:: EXERCISE ::
When transcribing the entries, keep each one exactly as it is.

□ □ □ □ □

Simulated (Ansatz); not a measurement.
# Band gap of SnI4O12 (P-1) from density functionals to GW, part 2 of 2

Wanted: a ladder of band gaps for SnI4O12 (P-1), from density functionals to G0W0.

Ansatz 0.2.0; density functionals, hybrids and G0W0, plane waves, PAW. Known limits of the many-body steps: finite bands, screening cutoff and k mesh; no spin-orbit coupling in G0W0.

□ □ □ □ □

:: WRITTEN ANSWER ::
Simulated (Ansatz); not a measurement.
# Band gap of SnI4O12 (P-1) from density functionals to GW, part 2 of 2

Wanted: a ladder of band gaps for SnI4O12 (P-1), from density functionals to G0W0.

Ansatz 0.2.0; density functionals, hybrids and G0W0, plane waves, PAW. Known limits of the many-body steps: finite bands, screening cutoff and k mesh; no spin-orbit coupling in G0W0.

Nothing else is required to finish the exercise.